Look below for the line holding "Hardware: 1 thread" and the line holding "Estimate the wall time of this run.". Transcribe exactly those lines and all lines between them, nothing more.

[Dataset extract Boundary: Start]

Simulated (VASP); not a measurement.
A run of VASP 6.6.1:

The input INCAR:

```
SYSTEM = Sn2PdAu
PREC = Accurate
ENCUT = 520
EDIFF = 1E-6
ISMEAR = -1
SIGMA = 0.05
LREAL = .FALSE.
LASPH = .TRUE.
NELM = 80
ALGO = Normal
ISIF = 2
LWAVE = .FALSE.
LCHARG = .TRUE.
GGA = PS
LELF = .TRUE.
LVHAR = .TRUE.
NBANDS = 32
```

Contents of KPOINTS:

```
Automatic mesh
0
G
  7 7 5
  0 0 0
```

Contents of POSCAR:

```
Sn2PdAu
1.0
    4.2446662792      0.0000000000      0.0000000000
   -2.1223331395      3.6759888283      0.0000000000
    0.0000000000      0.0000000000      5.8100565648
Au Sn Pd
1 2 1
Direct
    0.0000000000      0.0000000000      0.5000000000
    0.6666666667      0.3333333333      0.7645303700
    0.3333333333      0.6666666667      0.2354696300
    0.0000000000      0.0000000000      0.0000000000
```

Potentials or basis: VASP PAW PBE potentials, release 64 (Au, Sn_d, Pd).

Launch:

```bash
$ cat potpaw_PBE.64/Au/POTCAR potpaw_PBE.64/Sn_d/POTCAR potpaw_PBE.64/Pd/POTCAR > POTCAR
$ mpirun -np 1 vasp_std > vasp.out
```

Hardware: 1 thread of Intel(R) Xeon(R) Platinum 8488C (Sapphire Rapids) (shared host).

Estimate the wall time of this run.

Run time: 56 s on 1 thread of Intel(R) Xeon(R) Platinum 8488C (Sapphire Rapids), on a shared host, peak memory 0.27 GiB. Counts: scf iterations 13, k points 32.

[Dataset extract Boundary: End]

• _Exercise response_:
Hardware: 1 thread of Intel(R) Xeon(R) Platinum 8488C (Sapphire Rapids) (shared host).

Estimate the wall time of this run.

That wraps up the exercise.